··· DATASET ENTRIES ···

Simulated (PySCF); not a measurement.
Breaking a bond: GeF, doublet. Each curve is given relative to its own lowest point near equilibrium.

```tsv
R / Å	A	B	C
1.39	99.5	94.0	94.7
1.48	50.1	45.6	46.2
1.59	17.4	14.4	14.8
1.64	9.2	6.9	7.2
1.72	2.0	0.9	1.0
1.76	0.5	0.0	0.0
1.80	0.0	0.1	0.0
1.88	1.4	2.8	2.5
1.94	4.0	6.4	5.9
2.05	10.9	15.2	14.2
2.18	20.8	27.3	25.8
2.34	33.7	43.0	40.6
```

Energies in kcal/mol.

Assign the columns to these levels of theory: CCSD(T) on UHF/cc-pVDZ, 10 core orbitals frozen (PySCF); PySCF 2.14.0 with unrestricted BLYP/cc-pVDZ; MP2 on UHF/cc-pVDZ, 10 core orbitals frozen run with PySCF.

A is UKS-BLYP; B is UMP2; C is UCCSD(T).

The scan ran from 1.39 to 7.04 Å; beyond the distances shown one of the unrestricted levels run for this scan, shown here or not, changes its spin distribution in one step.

···

**WORK TASK**
Looking back over the data above, restate word for word the lines that begin at the line with "Energies in kcal/mol." and end at the line with "A is UKS-BLYP; B is UMP2; C is UCCSD(T).", inclusive.

**WRITTEN ANSWER**
Energies in kcal/mol.

Assign the columns to these levels of theory: CCSD(T) on UHF/cc-pVDZ, 10 core orbitals frozen (PySCF); PySCF 2.14.0 with unrestricted BLYP/cc-pVDZ; MP2 on UHF/cc-pVDZ, 10 core orbitals frozen run with PySCF.

A is UKS-BLYP; B is UMP2; C is UCCSD(T).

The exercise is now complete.